### STUDY MATERIAL
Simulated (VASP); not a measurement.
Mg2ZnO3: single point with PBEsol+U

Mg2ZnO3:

### WORK ORDER
Return the data above in full, keeping each line exactly as it stands.

### TASK RESPONSE
Simulated (VASP); not a measurement.
Mg2ZnO3: single point with PBEsol+U

Mg2ZnO3:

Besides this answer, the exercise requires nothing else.